→ GIVEN ENTRIES

--- --- ---

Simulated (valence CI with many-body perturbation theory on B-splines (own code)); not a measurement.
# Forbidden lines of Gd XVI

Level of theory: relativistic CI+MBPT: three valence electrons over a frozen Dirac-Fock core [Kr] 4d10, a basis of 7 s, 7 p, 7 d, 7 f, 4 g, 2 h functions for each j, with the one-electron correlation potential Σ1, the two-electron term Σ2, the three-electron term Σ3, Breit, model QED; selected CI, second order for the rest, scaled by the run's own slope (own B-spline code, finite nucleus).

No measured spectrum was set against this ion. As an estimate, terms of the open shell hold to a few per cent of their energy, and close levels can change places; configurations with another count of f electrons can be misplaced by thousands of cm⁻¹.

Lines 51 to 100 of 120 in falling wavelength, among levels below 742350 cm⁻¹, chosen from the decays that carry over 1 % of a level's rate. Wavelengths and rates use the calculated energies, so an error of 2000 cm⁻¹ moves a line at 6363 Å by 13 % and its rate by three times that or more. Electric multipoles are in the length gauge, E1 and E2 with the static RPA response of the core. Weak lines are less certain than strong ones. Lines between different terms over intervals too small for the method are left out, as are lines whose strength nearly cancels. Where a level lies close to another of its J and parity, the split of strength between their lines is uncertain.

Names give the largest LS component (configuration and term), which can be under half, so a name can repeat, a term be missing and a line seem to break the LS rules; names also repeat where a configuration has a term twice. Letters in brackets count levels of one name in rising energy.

--- --- ---

→ WORK INSTRUCTION
Restate word for word the entries above from the line with "No measured spectrum" through the line with "Lines 51 to", inclusive, leaving out everything else.

→ EXERCISE RESULT
No measured spectrum was set against this ion. As an estimate, terms of the open shell hold to a few per cent of their energy, and close levels can change places; configurations with another count of f electrons can be misplaced by thousands of cm⁻¹.

Lines 51 to 100 of 120 in falling wavelength, among levels below 742350 cm⁻¹, chosen from the decays that carry over 1 % of a level's rate. Wavelengths and rates use the calculated energies, so an error of 2000 cm⁻¹ moves a line at 6363 Å by 13 % and its rate by three times that or more. Electric multipoles are in the length gauge, E1 and E2 with the static RPA response of the core. Weak lines are less certain than strong ones. Lines between different terms over intervals too small for the method are left out, as are lines whose strength nearly cancels. Where a level lies close to another of its J and parity, the split of strength between their lines is uncertain.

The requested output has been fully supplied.